_WORK ITEM_
Repeat word for word the opening stretch of the entries, from the first line through the line containing "- 4s2 4f10 5s2: F^2(4f,4f)".

_DATA SUPPLIED_
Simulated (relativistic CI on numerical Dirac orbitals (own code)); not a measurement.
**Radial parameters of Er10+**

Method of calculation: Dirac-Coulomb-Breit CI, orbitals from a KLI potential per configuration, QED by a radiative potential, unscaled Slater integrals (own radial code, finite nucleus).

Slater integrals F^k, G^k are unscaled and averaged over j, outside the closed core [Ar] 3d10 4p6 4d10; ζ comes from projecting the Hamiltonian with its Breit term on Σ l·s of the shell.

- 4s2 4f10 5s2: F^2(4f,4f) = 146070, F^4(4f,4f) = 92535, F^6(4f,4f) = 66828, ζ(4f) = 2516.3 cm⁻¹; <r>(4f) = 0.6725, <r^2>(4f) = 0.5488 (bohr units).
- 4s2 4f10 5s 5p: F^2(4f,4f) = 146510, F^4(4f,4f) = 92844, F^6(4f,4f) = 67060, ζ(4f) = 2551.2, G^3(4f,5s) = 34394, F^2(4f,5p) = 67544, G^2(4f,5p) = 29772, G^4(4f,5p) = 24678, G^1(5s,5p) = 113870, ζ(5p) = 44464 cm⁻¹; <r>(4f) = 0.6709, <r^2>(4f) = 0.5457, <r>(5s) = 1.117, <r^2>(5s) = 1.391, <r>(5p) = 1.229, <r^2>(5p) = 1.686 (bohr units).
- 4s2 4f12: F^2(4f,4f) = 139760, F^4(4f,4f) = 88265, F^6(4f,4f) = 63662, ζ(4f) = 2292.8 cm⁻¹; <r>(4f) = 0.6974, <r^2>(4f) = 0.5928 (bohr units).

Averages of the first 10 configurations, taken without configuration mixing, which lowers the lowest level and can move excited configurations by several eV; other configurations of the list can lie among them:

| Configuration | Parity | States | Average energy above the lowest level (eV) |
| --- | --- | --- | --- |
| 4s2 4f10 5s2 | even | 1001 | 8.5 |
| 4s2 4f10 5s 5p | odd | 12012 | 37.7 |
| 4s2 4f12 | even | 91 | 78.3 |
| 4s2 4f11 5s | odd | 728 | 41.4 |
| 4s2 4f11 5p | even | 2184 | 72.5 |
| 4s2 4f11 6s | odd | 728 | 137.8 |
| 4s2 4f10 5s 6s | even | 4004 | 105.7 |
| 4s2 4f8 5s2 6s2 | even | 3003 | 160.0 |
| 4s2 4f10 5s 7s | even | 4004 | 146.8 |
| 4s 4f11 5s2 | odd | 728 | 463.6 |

_ANSWER BOX_
Simulated (relativistic CI on numerical Dirac orbitals (own code)); not a measurement.
**Radial parameters of Er10+**

Method of calculation: Dirac-Coulomb-Breit CI, orbitals from a KLI potential per configuration, QED by a radiative potential, unscaled Slater integrals (own radial code, finite nucleus).

Slater integrals F^k, G^k are unscaled and averaged over j, outside the closed core [Ar] 3d10 4p6 4d10; ζ comes from projecting the Hamiltonian with its Breit term on Σ l·s of the shell.

- 4s2 4f10 5s2: F^2(4f,4f) = 146070, F^4(4f,4f) = 92535, F^6(4f,4f) = 66828, ζ(4f) = 2516.3 cm⁻¹; <r>(4f) = 0.6725, <r^2>(4f) = 0.5488 (bohr units).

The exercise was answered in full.